Extracted records Start Marker
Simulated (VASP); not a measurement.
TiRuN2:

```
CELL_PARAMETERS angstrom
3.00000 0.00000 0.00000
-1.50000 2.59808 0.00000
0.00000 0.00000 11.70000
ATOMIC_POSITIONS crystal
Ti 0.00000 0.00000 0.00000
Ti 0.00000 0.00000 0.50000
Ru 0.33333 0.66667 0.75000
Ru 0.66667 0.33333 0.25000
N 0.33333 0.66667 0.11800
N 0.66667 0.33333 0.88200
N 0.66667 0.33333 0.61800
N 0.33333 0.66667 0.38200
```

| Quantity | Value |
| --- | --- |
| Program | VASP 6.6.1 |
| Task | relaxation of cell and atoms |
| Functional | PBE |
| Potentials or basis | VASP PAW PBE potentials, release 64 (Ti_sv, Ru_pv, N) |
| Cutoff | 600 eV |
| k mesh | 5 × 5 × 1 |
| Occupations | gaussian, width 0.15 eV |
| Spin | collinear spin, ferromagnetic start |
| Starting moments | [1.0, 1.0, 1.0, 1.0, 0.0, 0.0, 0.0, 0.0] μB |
Extracted records End Marker

▶ **Work task**
In full and without alteration, copy the entries.

▶ **Exercise response**
Simulated (VASP); not a measurement.
TiRuN2:

```
CELL_PARAMETERS angstrom
3.00000 0.00000 0.00000
-1.50000 2.59808 0.00000
0.00000 0.00000 11.70000
ATOMIC_POSITIONS crystal
Ti 0.00000 0.00000 0.00000
Ti 0.00000 0.00000 0.50000
Ru 0.33333 0.66667 0.75000
Ru 0.66667 0.33333 0.25000
N 0.33333 0.66667 0.11800
N 0.66667 0.33333 0.88200
N 0.66667 0.33333 0.61800
N 0.33333 0.66667 0.38200
```

| Quantity | Value |
| --- | --- |
| Program | VASP 6.6.1 |
| Task | relaxation of cell and atoms |
| Functional | PBE |
| Potentials or basis | VASP PAW PBE potentials, release 64 (Ti_sv, Ru_pv, N) |
| Cutoff | 600 eV |
| k mesh | 5 × 5 × 1 |
| Occupations | gaussian, width 0.15 eV |
| Spin | collinear spin, ferromagnetic start |
| Starting moments | [1.0, 1.0, 1.0, 1.0, 0.0, 0.0, 0.0, 0.0] μB |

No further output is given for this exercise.